_Recorded data_.
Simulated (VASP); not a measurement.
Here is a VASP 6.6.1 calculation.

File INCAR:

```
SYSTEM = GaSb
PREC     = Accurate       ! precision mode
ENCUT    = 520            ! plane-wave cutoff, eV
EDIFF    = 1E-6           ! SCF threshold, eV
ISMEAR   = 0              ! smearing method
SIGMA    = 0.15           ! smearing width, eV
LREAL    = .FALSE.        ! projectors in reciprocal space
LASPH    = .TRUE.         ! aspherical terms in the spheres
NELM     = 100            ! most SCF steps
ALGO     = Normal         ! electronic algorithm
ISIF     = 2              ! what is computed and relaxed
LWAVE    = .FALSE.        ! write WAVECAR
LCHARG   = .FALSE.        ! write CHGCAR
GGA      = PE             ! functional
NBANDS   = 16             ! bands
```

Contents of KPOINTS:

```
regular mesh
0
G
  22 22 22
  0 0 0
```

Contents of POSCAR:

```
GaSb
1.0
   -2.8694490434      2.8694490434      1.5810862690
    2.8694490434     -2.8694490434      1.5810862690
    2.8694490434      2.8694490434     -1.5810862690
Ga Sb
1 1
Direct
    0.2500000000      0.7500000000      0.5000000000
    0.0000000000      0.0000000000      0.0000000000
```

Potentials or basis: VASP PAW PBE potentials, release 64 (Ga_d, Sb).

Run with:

_Work instruction_. The first line of the listing above through the line containing "Potentials or basis: VASP": print exactly that, both ends included.

_Answer section_.
Simulated (VASP); not a measurement.
Here is a VASP 6.6.1 calculation.

File INCAR:

```
SYSTEM = GaSb
PREC     = Accurate       ! precision mode
ENCUT    = 520            ! plane-wave cutoff, eV
EDIFF    = 1E-6           ! SCF threshold, eV
ISMEAR   = 0              ! smearing method
SIGMA    = 0.15           ! smearing width, eV
LREAL    = .FALSE.        ! projectors in reciprocal space
LASPH    = .TRUE.         ! aspherical terms in the spheres
NELM     = 100            ! most SCF steps
ALGO     = Normal         ! electronic algorithm
ISIF     = 2              ! what is computed and relaxed
LWAVE    = .FALSE.        ! write WAVECAR
LCHARG   = .FALSE.        ! write CHGCAR
GGA      = PE             ! functional
NBANDS   = 16             ! bands
```

Contents of KPOINTS:

```
regular mesh
0
G
  22 22 22
  0 0 0
```

Contents of POSCAR:

```
GaSb
1.0
   -2.8694490434      2.8694490434      1.5810862690
    2.8694490434     -2.8694490434      1.5810862690
    2.8694490434      2.8694490434     -1.5810862690
Ga Sb
1 1
Direct
    0.2500000000      0.7500000000      0.5000000000
    0.0000000000      0.0000000000      0.0000000000
```

Potentials or basis: VASP PAW PBE potentials, release 64 (Ga_d, Sb).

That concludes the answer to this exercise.